Each line of the data has to be retyped exactly as it is.

****************
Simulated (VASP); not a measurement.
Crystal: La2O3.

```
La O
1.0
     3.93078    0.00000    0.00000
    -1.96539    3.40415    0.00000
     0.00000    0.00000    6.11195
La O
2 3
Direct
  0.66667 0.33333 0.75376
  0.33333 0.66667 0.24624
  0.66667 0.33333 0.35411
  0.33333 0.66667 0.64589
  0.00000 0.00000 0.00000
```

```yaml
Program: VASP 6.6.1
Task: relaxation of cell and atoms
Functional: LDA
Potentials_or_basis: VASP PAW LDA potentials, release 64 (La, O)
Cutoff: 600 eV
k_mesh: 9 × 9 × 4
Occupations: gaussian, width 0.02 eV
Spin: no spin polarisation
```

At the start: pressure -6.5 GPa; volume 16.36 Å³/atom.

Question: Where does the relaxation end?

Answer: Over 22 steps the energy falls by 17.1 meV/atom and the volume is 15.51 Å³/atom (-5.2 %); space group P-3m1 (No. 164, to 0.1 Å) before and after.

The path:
****************

RESPONSE BOX:
Simulated (VASP); not a measurement.
Crystal: La2O3.

```
La O
1.0
     3.93078    0.00000    0.00000
    -1.96539    3.40415    0.00000
     0.00000    0.00000    6.11195
La O
2 3
Direct
  0.66667 0.33333 0.75376
  0.33333 0.66667 0.24624
  0.66667 0.33333 0.35411
  0.33333 0.66667 0.64589
  0.00000 0.00000 0.00000
```

```yaml
Program: VASP 6.6.1
Task: relaxation of cell and atoms
Functional: LDA
Potentials_or_basis: VASP PAW LDA potentials, release 64 (La, O)
Cutoff: 600 eV
k_mesh: 9 × 9 × 4
Occupations: gaussian, width 0.02 eV
Spin: no spin polarisation
```

At the start: pressure -6.5 GPa; volume 16.36 Å³/atom.

Question: Where does the relaxation end?

Answer: Over 22 steps the energy falls by 17.1 meV/atom and the volume is 15.51 Å³/atom (-5.2 %); space group P-3m1 (No. 164, to 0.1 Å) before and after.

The path:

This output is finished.